* Brief *
Until you reach the line containing "(3) 5.00 μB per cell.", reproduce each line of the listing exactly, please, and include that line as well.

****************************************

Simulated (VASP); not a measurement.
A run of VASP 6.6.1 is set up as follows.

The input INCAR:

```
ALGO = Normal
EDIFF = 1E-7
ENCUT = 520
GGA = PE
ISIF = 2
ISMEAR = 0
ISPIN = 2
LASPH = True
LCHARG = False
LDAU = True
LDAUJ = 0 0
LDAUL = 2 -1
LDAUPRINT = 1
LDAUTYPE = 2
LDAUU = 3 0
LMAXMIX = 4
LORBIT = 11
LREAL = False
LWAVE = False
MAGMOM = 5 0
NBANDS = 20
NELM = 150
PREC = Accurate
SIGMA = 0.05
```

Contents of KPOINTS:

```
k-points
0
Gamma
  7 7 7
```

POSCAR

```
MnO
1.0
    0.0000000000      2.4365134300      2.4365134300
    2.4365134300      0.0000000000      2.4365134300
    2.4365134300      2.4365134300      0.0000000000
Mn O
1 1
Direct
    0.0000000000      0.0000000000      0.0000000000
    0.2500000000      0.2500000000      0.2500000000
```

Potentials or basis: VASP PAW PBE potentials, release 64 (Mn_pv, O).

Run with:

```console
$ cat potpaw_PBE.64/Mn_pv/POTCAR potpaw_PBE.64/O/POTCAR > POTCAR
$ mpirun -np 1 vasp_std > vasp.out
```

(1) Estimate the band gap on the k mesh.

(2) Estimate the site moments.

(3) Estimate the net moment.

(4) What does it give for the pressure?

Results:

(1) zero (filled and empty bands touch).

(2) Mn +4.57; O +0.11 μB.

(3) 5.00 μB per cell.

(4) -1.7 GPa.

****************************************

* Answer section *
Simulated (VASP); not a measurement.
A run of VASP 6.6.1 is set up as follows.

The input INCAR:

```
ALGO = Normal
EDIFF = 1E-7
ENCUT = 520
GGA = PE
ISIF = 2
ISMEAR = 0
ISPIN = 2
LASPH = True
LCHARG = False
LDAU = True
LDAUJ = 0 0
LDAUL = 2 -1
LDAUPRINT = 1
LDAUTYPE = 2
LDAUU = 3 0
LMAXMIX = 4
LORBIT = 11
LREAL = False
LWAVE = False
MAGMOM = 5 0
NBANDS = 20
NELM = 150
PREC = Accurate
SIGMA = 0.05
```

Contents of KPOINTS:

```
k-points
0
Gamma
  7 7 7
```

POSCAR

```
MnO
1.0
    0.0000000000      2.4365134300      2.4365134300
    2.4365134300      0.0000000000      2.4365134300
    2.4365134300      2.4365134300      0.0000000000
Mn O
1 1
Direct
    0.0000000000      0.0000000000      0.0000000000
    0.2500000000      0.2500000000      0.2500000000
```

Potentials or basis: VASP PAW PBE potentials, release 64 (Mn_pv, O).

Run with:

```console
$ cat potpaw_PBE.64/Mn_pv/POTCAR potpaw_PBE.64/O/POTCAR > POTCAR
$ mpirun -np 1 vasp_std > vasp.out
```

(1) Estimate the band gap on the k mesh.

(2) Estimate the site moments.

(3) Estimate the net moment.

(4) What does it give for the pressure?

Results:

(1) zero (filled and empty bands touch).

(2) Mn +4.57; O +0.11 μB.

(3) 5.00 μB per cell.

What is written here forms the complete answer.